> _TASK ITEM_: Would you set down the whole listing again exactly as it appears?

> _EXTRACTED ENTRIES_:
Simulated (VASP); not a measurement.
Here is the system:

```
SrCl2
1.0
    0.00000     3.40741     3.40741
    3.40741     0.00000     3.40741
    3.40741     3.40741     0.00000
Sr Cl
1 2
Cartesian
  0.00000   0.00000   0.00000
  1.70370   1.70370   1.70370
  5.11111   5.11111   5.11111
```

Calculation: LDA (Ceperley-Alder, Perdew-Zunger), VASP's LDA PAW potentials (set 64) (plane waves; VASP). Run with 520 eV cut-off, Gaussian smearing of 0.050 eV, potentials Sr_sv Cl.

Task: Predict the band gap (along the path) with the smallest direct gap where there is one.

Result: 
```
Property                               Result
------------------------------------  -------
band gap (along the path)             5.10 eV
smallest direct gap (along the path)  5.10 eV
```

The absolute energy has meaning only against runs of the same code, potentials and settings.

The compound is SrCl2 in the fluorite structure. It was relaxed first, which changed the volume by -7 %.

> _TASK RESULT_:
Simulated (VASP); not a measurement.
Here is the system:

```
SrCl2
1.0
    0.00000     3.40741     3.40741
    3.40741     0.00000     3.40741
    3.40741     3.40741     0.00000
Sr Cl
1 2
Cartesian
  0.00000   0.00000   0.00000
  1.70370   1.70370   1.70370
  5.11111   5.11111   5.11111
```

Calculation: LDA (Ceperley-Alder, Perdew-Zunger), VASP's LDA PAW potentials (set 64) (plane waves; VASP). Run with 520 eV cut-off, Gaussian smearing of 0.050 eV, potentials Sr_sv Cl.

Task: Predict the band gap (along the path) with the smallest direct gap where there is one.

Result: 
```
Property                               Result
------------------------------------  -------
band gap (along the path)             5.10 eV
smallest direct gap (along the path)  5.10 eV
```

The absolute energy has meaning only against runs of the same code, potentials and settings.

The compound is SrCl2 in the fluorite structure. It was relaxed first, which changed the volume by -7 %.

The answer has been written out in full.